** Opening INPUT DATA block **
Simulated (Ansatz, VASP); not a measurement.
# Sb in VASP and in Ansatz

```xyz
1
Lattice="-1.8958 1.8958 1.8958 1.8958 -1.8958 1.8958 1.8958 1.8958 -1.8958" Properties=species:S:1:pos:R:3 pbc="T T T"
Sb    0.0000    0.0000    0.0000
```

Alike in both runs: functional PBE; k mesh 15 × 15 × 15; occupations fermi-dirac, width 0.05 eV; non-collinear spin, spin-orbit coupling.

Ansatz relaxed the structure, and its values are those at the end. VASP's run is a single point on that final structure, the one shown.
** Closing INPUT DATA block **

● **WORK INSTRUCTION**
From the first entry above to the last, repeat everything exactly.

● **TASK RESPONSE**
Simulated (Ansatz, VASP); not a measurement.
# Sb in VASP and in Ansatz

```xyz
1
Lattice="-1.8958 1.8958 1.8958 1.8958 -1.8958 1.8958 1.8958 1.8958 -1.8958" Properties=species:S:1:pos:R:3 pbc="T T T"
Sb    0.0000    0.0000    0.0000
```

Alike in both runs: functional PBE; k mesh 15 × 15 × 15; occupations fermi-dirac, width 0.05 eV; non-collinear spin, spin-orbit coupling.

Ansatz relaxed the structure, and its values are those at the end. VASP's run is a single point on that final structure, the one shown.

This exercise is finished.